◆ WORK REQUEST
Exactly reproduce each entry, leaving out nothing.

--- START ---

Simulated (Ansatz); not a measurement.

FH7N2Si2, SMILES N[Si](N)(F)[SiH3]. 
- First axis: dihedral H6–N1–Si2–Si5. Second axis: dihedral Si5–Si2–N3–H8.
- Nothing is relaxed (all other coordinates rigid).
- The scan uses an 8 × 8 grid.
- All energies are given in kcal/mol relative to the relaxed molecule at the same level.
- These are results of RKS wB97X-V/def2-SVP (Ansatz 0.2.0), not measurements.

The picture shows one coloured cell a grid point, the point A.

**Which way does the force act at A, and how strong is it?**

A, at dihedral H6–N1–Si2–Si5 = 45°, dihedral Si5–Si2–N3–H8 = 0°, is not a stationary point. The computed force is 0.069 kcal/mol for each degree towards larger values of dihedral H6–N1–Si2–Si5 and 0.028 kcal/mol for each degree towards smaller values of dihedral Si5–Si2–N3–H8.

--- END ---

◆ RESPONSE AREA
Simulated (Ansatz); not a measurement.

FH7N2Si2, SMILES N[Si](N)(F)[SiH3]. 
- First axis: dihedral H6–N1–Si2–Si5. Second axis: dihedral Si5–Si2–N3–H8.
- Nothing is relaxed (all other coordinates rigid).
- The scan uses an 8 × 8 grid.
- All energies are given in kcal/mol relative to the relaxed molecule at the same level.
- These are results of RKS wB97X-V/def2-SVP (Ansatz 0.2.0), not measurements.

The picture shows one coloured cell a grid point, the point A.

**Which way does the force act at A, and how strong is it?**

A, at dihedral H6–N1–Si2–Si5 = 45°, dihedral Si5–Si2–N3–H8 = 0°, is not a stationary point. The computed force is 0.069 kcal/mol for each degree towards larger values of dihedral H6–N1–Si2–Si5 and 0.028 kcal/mol for each degree towards smaller values of dihedral Si5–Si2–N3–H8.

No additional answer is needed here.